--------------------

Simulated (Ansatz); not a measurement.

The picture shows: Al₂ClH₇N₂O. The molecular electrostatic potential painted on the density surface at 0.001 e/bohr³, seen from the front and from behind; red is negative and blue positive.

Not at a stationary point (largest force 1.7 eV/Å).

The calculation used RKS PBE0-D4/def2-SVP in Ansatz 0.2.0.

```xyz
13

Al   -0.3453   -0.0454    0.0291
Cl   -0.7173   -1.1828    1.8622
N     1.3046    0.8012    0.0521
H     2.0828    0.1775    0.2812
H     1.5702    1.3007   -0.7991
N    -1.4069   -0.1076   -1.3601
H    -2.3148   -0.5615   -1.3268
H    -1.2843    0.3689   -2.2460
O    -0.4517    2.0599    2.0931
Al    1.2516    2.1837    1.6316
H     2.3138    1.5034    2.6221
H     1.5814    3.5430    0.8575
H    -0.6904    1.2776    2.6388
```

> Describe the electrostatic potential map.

--------------------

● Brief:
Copy out the records above exactly and completely.

● Written solution:
Simulated (Ansatz); not a measurement.

The picture shows: Al₂ClH₇N₂O. The molecular electrostatic potential painted on the density surface at 0.001 e/bohr³, seen from the front and from behind; red is negative and blue positive.

Not at a stationary point (largest force 1.7 eV/Å).

The calculation used RKS PBE0-D4/def2-SVP in Ansatz 0.2.0.

```xyz
13

Al   -0.3453   -0.0454    0.0291
Cl   -0.7173   -1.1828    1.8622
N     1.3046    0.8012    0.0521
H     2.0828    0.1775    0.2812
H     1.5702    1.3007   -0.7991
N    -1.4069   -0.1076   -1.3601
H    -2.3148   -0.5615   -1.3268
H    -1.2843    0.3689   -2.2460
O    -0.4517    2.0599    2.0931
Al    1.2516    2.1837    1.6316
H     2.3138    1.5034    2.6221
H     1.5814    3.5430    0.8575
H    -0.6904    1.2776    2.6388
```

> Describe the electrostatic potential map.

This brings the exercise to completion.